PROVIDED DATA:
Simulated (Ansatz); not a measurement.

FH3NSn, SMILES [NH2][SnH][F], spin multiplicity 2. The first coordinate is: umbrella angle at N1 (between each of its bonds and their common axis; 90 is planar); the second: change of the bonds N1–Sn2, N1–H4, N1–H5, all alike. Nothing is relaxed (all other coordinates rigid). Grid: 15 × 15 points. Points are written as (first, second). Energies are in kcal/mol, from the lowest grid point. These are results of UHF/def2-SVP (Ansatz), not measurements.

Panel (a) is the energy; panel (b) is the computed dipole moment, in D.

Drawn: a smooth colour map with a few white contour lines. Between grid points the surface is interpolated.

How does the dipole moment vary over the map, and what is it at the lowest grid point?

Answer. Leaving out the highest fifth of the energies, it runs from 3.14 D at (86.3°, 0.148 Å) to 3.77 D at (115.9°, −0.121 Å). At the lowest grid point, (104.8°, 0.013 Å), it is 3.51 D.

WORK INSTRUCTION:
Write the lines again exactly, from the first line of the material above to the line that includes "How does the", both included. Leave out all the rest.

EXPECTED ANSWER:
Simulated (Ansatz); not a measurement.

FH3NSn, SMILES [NH2][SnH][F], spin multiplicity 2. The first coordinate is: umbrella angle at N1 (between each of its bonds and their common axis; 90 is planar); the second: change of the bonds N1–Sn2, N1–H4, N1–H5, all alike. Nothing is relaxed (all other coordinates rigid). Grid: 15 × 15 points. Points are written as (first, second). Energies are in kcal/mol, from the lowest grid point. These are results of UHF/def2-SVP (Ansatz), not measurements.

Panel (a) is the energy; panel (b) is the computed dipole moment, in D.

Drawn: a smooth colour map with a few white contour lines. Between grid points the surface is interpolated.

How does the dipole moment vary over the map, and what is it at the lowest grid point?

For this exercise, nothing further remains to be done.